#### SOURCE MATERIAL:
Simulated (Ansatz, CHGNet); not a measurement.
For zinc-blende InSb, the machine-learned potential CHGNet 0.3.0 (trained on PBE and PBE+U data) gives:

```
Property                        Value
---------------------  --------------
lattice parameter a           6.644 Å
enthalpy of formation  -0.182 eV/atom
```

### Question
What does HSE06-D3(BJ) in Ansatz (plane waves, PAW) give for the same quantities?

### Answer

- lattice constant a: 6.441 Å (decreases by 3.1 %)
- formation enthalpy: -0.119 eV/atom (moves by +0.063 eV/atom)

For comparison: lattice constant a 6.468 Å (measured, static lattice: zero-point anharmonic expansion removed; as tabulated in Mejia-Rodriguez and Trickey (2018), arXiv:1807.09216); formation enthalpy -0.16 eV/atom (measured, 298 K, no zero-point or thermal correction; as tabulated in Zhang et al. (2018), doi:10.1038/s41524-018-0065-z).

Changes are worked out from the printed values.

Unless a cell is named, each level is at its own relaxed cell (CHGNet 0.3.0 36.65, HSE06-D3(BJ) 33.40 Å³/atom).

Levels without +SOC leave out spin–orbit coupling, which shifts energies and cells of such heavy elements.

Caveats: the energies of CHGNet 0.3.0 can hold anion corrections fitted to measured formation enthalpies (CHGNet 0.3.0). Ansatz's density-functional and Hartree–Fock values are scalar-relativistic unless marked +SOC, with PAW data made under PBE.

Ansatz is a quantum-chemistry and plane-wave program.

#### EXERCISE:
When you transcribe the records above, keep every line exactly the same.

#### WRITTEN SOLUTION:
Simulated (Ansatz, CHGNet); not a measurement.
For zinc-blende InSb, the machine-learned potential CHGNet 0.3.0 (trained on PBE and PBE+U data) gives:

```
Property                        Value
---------------------  --------------
lattice parameter a           6.644 Å
enthalpy of formation  -0.182 eV/atom
```

### Question
What does HSE06-D3(BJ) in Ansatz (plane waves, PAW) give for the same quantities?

### Answer

- lattice constant a: 6.441 Å (decreases by 3.1 %)
- formation enthalpy: -0.119 eV/atom (moves by +0.063 eV/atom)

For comparison: lattice constant a 6.468 Å (measured, static lattice: zero-point anharmonic expansion removed; as tabulated in Mejia-Rodriguez and Trickey (2018), arXiv:1807.09216); formation enthalpy -0.16 eV/atom (measured, 298 K, no zero-point or thermal correction; as tabulated in Zhang et al. (2018), doi:10.1038/s41524-018-0065-z).

Changes are worked out from the printed values.

Unless a cell is named, each level is at its own relaxed cell (CHGNet 0.3.0 36.65, HSE06-D3(BJ) 33.40 Å³/atom).

Levels without +SOC leave out spin–orbit coupling, which shifts energies and cells of such heavy elements.

Caveats: the energies of CHGNet 0.3.0 can hold anion corrections fitted to measured formation enthalpies (CHGNet 0.3.0). Ansatz's density-functional and Hartree–Fock values are scalar-relativistic unless marked +SOC, with PAW data made under PBE.

Ansatz is a quantum-chemistry and plane-wave program.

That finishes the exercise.